Segment Open
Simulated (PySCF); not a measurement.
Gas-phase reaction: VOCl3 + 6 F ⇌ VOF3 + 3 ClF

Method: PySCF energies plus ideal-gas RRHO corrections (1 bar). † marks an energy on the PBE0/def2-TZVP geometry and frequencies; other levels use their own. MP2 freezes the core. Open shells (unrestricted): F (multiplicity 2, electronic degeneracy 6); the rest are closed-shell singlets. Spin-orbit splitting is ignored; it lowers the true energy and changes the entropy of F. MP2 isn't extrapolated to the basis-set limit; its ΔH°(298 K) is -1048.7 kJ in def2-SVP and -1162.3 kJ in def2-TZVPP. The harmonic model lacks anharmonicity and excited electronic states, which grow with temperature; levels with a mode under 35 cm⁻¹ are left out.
Segment Closed

Exercise: Only the lines from the first line of the records through the one containing "Gas-phase reaction: VOCl3" should be reproduced, exactly, with both of them included.

Exercise output:
Simulated (PySCF); not a measurement.
Gas-phase reaction: VOCl3 + 6 F ⇌ VOF3 + 3 ClF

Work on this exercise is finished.